__BRIEF__
The full listing should be duplicated word for word.

__DATA EXCERPTS__
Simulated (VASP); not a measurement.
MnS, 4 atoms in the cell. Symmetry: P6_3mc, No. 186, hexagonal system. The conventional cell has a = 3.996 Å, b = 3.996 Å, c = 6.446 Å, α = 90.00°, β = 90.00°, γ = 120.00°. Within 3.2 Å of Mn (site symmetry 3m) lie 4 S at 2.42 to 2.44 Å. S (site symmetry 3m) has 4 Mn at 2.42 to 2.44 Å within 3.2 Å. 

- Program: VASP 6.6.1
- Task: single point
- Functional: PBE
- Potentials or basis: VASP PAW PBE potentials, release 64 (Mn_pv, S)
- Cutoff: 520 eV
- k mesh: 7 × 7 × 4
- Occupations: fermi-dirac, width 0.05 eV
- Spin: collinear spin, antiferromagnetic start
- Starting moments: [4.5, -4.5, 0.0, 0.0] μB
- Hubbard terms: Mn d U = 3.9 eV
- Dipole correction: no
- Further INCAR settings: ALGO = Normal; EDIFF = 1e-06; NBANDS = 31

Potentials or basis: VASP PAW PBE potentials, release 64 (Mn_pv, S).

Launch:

__ANSWER SPACE__
Simulated (VASP); not a measurement.
MnS, 4 atoms in the cell. Symmetry: P6_3mc, No. 186, hexagonal system. The conventional cell has a = 3.996 Å, b = 3.996 Å, c = 6.446 Å, α = 90.00°, β = 90.00°, γ = 120.00°. Within 3.2 Å of Mn (site symmetry 3m) lie 4 S at 2.42 to 2.44 Å. S (site symmetry 3m) has 4 Mn at 2.42 to 2.44 Å within 3.2 Å. 

- Program: VASP 6.6.1
- Task: single point
- Functional: PBE
- Potentials or basis: VASP PAW PBE potentials, release 64 (Mn_pv, S)
- Cutoff: 520 eV
- k mesh: 7 × 7 × 4
- Occupations: fermi-dirac, width 0.05 eV
- Spin: collinear spin, antiferromagnetic start
- Starting moments: [4.5, -4.5, 0.0, 0.0] μB
- Hubbard terms: Mn d U = 3.9 eV
- Dipole correction: no
- Further INCAR settings: ALGO = Normal; EDIFF = 1e-06; NBANDS = 31

Potentials or basis: VASP PAW PBE potentials, release 64 (Mn_pv, S).

Launch:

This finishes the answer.